→ TASK ITEM
Exactly as written, return every line of the data below.

→ EXERCISE DATA
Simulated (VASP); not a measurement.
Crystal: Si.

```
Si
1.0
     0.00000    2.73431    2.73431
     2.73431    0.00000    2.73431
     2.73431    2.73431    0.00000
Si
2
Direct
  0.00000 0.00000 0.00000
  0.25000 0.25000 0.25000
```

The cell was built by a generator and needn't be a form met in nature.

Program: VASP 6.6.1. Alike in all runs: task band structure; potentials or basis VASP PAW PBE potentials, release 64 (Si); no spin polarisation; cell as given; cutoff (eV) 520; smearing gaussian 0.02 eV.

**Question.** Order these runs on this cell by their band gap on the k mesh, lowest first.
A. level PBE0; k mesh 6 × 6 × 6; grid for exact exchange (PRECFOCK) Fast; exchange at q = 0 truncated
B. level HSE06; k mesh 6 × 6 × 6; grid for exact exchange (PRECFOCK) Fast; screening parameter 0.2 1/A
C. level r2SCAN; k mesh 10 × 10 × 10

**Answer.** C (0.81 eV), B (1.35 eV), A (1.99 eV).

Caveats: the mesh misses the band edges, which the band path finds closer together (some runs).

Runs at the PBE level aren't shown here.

→ WORKED SOLUTION
Simulated (VASP); not a measurement.
Crystal: Si.

```
Si
1.0
     0.00000    2.73431    2.73431
     2.73431    0.00000    2.73431
     2.73431    2.73431    0.00000
Si
2
Direct
  0.00000 0.00000 0.00000
  0.25000 0.25000 0.25000
```

The cell was built by a generator and needn't be a form met in nature.

Program: VASP 6.6.1. Alike in all runs: task band structure; potentials or basis VASP PAW PBE potentials, release 64 (Si); no spin polarisation; cell as given; cutoff (eV) 520; smearing gaussian 0.02 eV.

**Question.** Order these runs on this cell by their band gap on the k mesh, lowest first.
A. level PBE0; k mesh 6 × 6 × 6; grid for exact exchange (PRECFOCK) Fast; exchange at q = 0 truncated
B. level HSE06; k mesh 6 × 6 × 6; grid for exact exchange (PRECFOCK) Fast; screening parameter 0.2 1/A
C. level r2SCAN; k mesh 10 × 10 × 10

**Answer.** C (0.81 eV), B (1.35 eV), A (1.99 eV).

Caveats: the mesh misses the band edges, which the band path finds closer together (some runs).

Runs at the PBE level aren't shown here.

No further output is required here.